## [PROVIDED INFORMATION]
=== Section Start ===
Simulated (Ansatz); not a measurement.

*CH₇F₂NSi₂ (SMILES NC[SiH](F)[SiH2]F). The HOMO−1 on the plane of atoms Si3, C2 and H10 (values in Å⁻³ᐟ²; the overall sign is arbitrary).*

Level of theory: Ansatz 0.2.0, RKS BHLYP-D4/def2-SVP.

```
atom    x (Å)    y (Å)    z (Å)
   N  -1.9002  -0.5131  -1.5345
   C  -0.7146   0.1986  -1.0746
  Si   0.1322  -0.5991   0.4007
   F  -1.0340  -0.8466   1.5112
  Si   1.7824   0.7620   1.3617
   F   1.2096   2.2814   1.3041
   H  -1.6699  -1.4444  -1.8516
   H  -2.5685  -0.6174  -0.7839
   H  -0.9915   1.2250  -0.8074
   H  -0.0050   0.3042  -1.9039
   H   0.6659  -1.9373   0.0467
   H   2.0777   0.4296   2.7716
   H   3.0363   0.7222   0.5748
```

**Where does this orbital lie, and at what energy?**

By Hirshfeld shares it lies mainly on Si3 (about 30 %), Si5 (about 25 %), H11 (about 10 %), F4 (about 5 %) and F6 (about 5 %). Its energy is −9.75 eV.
=== Section End ===

## [ACTION ITEM]
The task requires each record above to be restated exactly.

## [YOUR RESPONSE]
Simulated (Ansatz); not a measurement.

*CH₇F₂NSi₂ (SMILES NC[SiH](F)[SiH2]F). The HOMO−1 on the plane of atoms Si3, C2 and H10 (values in Å⁻³ᐟ²; the overall sign is arbitrary).*

Level of theory: Ansatz 0.2.0, RKS BHLYP-D4/def2-SVP.

```
atom    x (Å)    y (Å)    z (Å)
   N  -1.9002  -0.5131  -1.5345
   C  -0.7146   0.1986  -1.0746
  Si   0.1322  -0.5991   0.4007
   F  -1.0340  -0.8466   1.5112
  Si   1.7824   0.7620   1.3617
   F   1.2096   2.2814   1.3041
   H  -1.6699  -1.4444  -1.8516
   H  -2.5685  -0.6174  -0.7839
   H  -0.9915   1.2250  -0.8074
   H  -0.0050   0.3042  -1.9039
   H   0.6659  -1.9373   0.0467
   H   2.0777   0.4296   2.7716
   H   3.0363   0.7222   0.5748
```

**Where does this orbital lie, and at what energy?**

By Hirshfeld shares it lies mainly on Si3 (about 30 %), Si5 (about 25 %), H11 (about 10 %), F4 (about 5 %) and F6 (about 5 %). Its energy is −9.75 eV.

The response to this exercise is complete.